* Given entries *
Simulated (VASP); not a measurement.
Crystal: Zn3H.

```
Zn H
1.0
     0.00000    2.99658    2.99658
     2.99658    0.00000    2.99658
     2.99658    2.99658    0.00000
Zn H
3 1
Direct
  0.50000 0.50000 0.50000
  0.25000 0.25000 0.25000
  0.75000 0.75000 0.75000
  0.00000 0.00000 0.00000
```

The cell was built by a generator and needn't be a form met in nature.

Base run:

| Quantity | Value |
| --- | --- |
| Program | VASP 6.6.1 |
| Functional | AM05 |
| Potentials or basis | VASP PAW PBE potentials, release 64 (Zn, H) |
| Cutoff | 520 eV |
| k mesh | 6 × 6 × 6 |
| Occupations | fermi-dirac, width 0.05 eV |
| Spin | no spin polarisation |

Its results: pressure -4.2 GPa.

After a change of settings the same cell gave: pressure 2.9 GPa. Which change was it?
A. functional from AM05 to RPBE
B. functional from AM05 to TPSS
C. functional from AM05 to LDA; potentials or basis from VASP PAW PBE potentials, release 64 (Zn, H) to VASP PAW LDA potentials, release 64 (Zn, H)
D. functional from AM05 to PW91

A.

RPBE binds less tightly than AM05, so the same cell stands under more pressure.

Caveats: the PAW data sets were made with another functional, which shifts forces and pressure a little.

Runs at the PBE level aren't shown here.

* Required action *
Everything from the first line above through the line that contains "mesh | 6 × 6 × 6 |" should be duplicated exactly, please, and nothing beyond it.

* Task answer *
Simulated (VASP); not a measurement.
Crystal: Zn3H.

```
Zn H
1.0
     0.00000    2.99658    2.99658
     2.99658    0.00000    2.99658
     2.99658    2.99658    0.00000
Zn H
3 1
Direct
  0.50000 0.50000 0.50000
  0.25000 0.25000 0.25000
  0.75000 0.75000 0.75000
  0.00000 0.00000 0.00000
```

The cell was built by a generator and needn't be a form met in nature.

Base run:

| Quantity | Value |
| --- | --- |
| Program | VASP 6.6.1 |
| Functional | AM05 |
| Potentials or basis | VASP PAW PBE potentials, release 64 (Zn, H) |
| Cutoff | 520 eV |
| k mesh | 6 × 6 × 6 |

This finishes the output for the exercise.